┄┄┄┄┄┄┄┄┄┄┄┄┄┄┄┄┄┄┄┄

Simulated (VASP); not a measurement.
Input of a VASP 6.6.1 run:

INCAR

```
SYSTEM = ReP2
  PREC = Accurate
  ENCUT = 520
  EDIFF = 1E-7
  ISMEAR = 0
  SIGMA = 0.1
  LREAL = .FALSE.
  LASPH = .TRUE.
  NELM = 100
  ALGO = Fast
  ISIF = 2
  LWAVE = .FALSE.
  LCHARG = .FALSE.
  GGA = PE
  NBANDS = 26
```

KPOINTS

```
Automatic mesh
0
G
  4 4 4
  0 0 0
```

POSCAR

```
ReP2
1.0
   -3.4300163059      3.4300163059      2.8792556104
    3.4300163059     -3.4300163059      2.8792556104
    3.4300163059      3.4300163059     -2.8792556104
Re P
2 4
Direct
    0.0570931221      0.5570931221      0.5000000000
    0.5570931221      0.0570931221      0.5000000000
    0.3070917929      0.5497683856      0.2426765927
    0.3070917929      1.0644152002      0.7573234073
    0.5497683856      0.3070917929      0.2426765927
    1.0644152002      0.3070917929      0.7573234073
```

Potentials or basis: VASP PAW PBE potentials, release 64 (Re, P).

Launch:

┄┄┄┄┄┄┄┄┄┄┄┄┄┄┄┄┄┄┄┄

- _WORK ITEM_
Could you please reproduce each record exactly, leaving nothing out?

- _WORKED SOLUTION_
Simulated (VASP); not a measurement.
Input of a VASP 6.6.1 run:

INCAR

```
SYSTEM = ReP2
  PREC = Accurate
  ENCUT = 520
  EDIFF = 1E-7
  ISMEAR = 0
  SIGMA = 0.1
  LREAL = .FALSE.
  LASPH = .TRUE.
  NELM = 100
  ALGO = Fast
  ISIF = 2
  LWAVE = .FALSE.
  LCHARG = .FALSE.
  GGA = PE
  NBANDS = 26
```

KPOINTS

```
Automatic mesh
0
G
  4 4 4
  0 0 0
```

POSCAR

```
ReP2
1.0
   -3.4300163059      3.4300163059      2.8792556104
    3.4300163059     -3.4300163059      2.8792556104
    3.4300163059      3.4300163059     -2.8792556104
Re P
2 4
Direct
    0.0570931221      0.5570931221      0.5000000000
    0.5570931221      0.0570931221      0.5000000000
    0.3070917929      0.5497683856      0.2426765927
    0.3070917929      1.0644152002      0.7573234073
    0.5497683856      0.3070917929      0.2426765927
    1.0644152002      0.3070917929      0.7573234073
```

Potentials or basis: VASP PAW PBE potentials, release 64 (Re, P).

Launch:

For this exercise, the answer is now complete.